* _Work request_: An identical copy of the data below is needed.

..............................

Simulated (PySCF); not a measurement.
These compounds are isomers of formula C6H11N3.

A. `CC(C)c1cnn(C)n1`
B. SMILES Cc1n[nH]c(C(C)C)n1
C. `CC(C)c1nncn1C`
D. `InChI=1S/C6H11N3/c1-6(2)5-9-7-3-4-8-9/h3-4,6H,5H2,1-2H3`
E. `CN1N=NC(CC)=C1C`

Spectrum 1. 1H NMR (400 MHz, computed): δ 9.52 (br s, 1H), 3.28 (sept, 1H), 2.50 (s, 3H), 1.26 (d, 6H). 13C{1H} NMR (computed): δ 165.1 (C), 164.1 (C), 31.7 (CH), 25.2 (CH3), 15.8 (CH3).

..............................

* _Answer section_:
Simulated (PySCF); not a measurement.
These compounds are isomers of formula C6H11N3.

A. `CC(C)c1cnn(C)n1`
B. SMILES Cc1n[nH]c(C(C)C)n1
C. `CC(C)c1nncn1C`
D. `InChI=1S/C6H11N3/c1-6(2)5-9-7-3-4-8-9/h3-4,6H,5H2,1-2H3`
E. `CN1N=NC(CC)=C1C`

Spectrum 1. 1H NMR (400 MHz, computed): δ 9.52 (br s, 1H), 3.28 (sept, 1H), 2.50 (s, 3H), 1.26 (d, 6H). 13C{1H} NMR (computed): δ 165.1 (C), 164.1 (C), 31.7 (CH), 25.2 (CH3), 15.8 (CH3).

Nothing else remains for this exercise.